___

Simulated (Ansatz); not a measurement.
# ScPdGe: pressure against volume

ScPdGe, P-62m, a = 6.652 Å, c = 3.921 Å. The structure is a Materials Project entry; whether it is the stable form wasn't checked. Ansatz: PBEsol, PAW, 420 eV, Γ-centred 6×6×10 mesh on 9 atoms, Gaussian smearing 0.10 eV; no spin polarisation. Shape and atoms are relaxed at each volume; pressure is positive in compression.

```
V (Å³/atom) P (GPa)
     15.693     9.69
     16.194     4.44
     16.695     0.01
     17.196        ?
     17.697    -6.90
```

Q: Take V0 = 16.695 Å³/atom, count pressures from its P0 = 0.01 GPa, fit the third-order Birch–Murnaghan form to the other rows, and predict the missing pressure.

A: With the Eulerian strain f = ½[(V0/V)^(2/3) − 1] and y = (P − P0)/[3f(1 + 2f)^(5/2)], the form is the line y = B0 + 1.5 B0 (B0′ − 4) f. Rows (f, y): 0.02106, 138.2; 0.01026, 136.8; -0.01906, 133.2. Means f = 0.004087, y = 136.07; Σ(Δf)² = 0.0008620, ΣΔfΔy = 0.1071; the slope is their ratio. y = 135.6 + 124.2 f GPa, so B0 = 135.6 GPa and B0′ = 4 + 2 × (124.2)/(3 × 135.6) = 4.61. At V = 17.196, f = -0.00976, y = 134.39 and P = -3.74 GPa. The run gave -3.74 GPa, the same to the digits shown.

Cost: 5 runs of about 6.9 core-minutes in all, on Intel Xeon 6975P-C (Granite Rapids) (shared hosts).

___

Start with the first line. Please copy exactly each line of the listing through the one with "Q: Take V0 = 16.695", including it.

Simulated (Ansatz); not a measurement.
# ScPdGe: pressure against volume

ScPdGe, P-62m, a = 6.652 Å, c = 3.921 Å. The structure is a Materials Project entry; whether it is the stable form wasn't checked. Ansatz: PBEsol, PAW, 420 eV, Γ-centred 6×6×10 mesh on 9 atoms, Gaussian smearing 0.10 eV; no spin polarisation. Shape and atoms are relaxed at each volume; pressure is positive in compression.

```
V (Å³/atom) P (GPa)
     15.693     9.69
     16.194     4.44
     16.695     0.01
     17.196        ?
     17.697    -6.90
```

Q: Take V0 = 16.695 Å³/atom, count pressures from its P0 = 0.01 GPa, fit the third-order Birch–Murnaghan form to the other rows, and predict the missing pressure.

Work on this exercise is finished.